§ **Assigned task**: Would you reproduce exactly the lines below from the one holding "Program: VASP 6.6.1." through the one holding "### 1 The cell of the first run", inclusive, and no others?

§ **Material provided**:
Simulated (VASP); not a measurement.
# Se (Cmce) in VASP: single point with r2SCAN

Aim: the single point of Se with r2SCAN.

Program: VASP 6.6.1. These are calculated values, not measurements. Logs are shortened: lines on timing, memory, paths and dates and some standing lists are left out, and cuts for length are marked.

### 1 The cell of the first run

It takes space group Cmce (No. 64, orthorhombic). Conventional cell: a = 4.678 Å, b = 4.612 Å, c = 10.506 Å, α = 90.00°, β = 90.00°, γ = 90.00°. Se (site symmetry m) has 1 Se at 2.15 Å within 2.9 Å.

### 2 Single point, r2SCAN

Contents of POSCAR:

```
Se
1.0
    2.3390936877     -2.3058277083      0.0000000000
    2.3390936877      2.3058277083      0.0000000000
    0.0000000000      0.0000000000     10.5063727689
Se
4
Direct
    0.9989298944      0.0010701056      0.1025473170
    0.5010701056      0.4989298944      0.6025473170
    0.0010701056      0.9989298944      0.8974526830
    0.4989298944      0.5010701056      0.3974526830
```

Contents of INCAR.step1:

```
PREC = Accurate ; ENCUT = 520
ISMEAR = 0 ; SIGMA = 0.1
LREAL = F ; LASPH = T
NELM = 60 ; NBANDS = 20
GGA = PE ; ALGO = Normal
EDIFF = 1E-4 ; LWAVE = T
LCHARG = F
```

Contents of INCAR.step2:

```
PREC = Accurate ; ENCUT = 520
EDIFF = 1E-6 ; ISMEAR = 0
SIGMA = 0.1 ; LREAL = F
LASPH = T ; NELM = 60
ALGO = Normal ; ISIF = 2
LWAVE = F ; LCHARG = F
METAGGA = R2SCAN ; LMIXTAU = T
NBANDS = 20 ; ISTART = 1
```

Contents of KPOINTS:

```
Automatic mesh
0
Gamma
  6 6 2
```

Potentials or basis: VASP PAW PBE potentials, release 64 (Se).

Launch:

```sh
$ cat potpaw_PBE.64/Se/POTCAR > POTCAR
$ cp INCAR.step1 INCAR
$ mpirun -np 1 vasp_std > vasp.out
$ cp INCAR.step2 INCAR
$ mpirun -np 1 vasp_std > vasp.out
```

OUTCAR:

§ **Response**:
Program: VASP 6.6.1. These are calculated values, not measurements. Logs are shortened: lines on timing, memory, paths and dates and some standing lists are left out, and cuts for length are marked.

### 1 The cell of the first run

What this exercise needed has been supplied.